> ACTIVITY
Up to and including the line with "- -130.25 °C and 0.7", output the records exactly as they appear.

> DATASET RECORDS
────

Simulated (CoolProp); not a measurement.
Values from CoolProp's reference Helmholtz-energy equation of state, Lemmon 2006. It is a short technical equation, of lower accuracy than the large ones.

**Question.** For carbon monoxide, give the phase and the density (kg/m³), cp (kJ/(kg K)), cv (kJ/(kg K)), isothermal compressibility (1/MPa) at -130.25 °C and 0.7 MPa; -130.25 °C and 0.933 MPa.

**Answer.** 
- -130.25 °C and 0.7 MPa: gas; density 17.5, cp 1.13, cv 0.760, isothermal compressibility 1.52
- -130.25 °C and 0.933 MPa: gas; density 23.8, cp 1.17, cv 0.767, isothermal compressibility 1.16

────

> EXERCISE ANSWER
Simulated (CoolProp); not a measurement.
Values from CoolProp's reference Helmholtz-energy equation of state, Lemmon 2006. It is a short technical equation, of lower accuracy than the large ones.

**Question.** For carbon monoxide, give the phase and the density (kg/m³), cp (kJ/(kg K)), cv (kJ/(kg K)), isothermal compressibility (1/MPa) at -130.25 °C and 0.7 MPa; -130.25 °C and 0.933 MPa.

**Answer.** 
- -130.25 °C and 0.7 MPa: gas; density 17.5, cp 1.13, cv 0.760, isothermal compressibility 1.52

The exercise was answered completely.